════

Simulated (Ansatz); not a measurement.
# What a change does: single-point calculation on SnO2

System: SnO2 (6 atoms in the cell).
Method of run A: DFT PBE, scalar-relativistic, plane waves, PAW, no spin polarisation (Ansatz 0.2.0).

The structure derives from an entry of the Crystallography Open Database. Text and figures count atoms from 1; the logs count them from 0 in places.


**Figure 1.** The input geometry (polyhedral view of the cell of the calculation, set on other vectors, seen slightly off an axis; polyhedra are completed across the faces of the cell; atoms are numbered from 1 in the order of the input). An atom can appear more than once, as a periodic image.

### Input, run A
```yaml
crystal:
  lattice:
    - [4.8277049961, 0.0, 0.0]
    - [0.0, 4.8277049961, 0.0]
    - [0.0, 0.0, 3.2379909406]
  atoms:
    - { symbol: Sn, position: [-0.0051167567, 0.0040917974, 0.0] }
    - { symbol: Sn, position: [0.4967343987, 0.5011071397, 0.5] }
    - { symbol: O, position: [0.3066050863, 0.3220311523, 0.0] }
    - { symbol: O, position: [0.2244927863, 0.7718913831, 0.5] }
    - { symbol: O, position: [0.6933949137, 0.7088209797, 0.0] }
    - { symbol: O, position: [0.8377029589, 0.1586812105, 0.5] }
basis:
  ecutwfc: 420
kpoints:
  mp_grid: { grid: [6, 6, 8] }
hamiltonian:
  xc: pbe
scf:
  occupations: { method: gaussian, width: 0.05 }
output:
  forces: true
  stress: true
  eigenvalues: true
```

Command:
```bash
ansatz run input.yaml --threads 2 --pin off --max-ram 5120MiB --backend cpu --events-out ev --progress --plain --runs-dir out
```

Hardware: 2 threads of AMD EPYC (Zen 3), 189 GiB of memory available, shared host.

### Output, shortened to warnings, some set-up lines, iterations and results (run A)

════

• **BRIEF**: Write out the listing's lines exactly, from its first line through the line that contains "Hardware: 2 threads", and stop there.

• **ANSWER SECTION**:
Simulated (Ansatz); not a measurement.
# What a change does: single-point calculation on SnO2

System: SnO2 (6 atoms in the cell).
Method of run A: DFT PBE, scalar-relativistic, plane waves, PAW, no spin polarisation (Ansatz 0.2.0).

The structure derives from an entry of the Crystallography Open Database. Text and figures count atoms from 1; the logs count them from 0 in places.


**Figure 1.** The input geometry (polyhedral view of the cell of the calculation, set on other vectors, seen slightly off an axis; polyhedra are completed across the faces of the cell; atoms are numbered from 1 in the order of the input). An atom can appear more than once, as a periodic image.

### Input, run A
```yaml
crystal:
  lattice:
    - [4.8277049961, 0.0, 0.0]
    - [0.0, 4.8277049961, 0.0]
    - [0.0, 0.0, 3.2379909406]
  atoms:
    - { symbol: Sn, position: [-0.0051167567, 0.0040917974, 0.0] }
    - { symbol: Sn, position: [0.4967343987, 0.5011071397, 0.5] }
    - { symbol: O, position: [0.3066050863, 0.3220311523, 0.0] }
    - { symbol: O, position: [0.2244927863, 0.7718913831, 0.5] }
    - { symbol: O, position: [0.6933949137, 0.7088209797, 0.0] }
    - { symbol: O, position: [0.8377029589, 0.1586812105, 0.5] }
basis:
  ecutwfc: 420
kpoints:
  mp_grid: { grid: [6, 6, 8] }
hamiltonian:
  xc: pbe
scf:
  occupations: { method: gaussian, width: 0.05 }
output:
  forces: true
  stress: true
  eigenvalues: true
```

Command:
```bash
ansatz run input.yaml --threads 2 --pin off --max-ram 5120MiB --backend cpu --events-out ev --progress --plain --runs-dir out
```

Hardware: 2 threads of AMD EPYC (Zen 3), 189 GiB of memory available, shared host.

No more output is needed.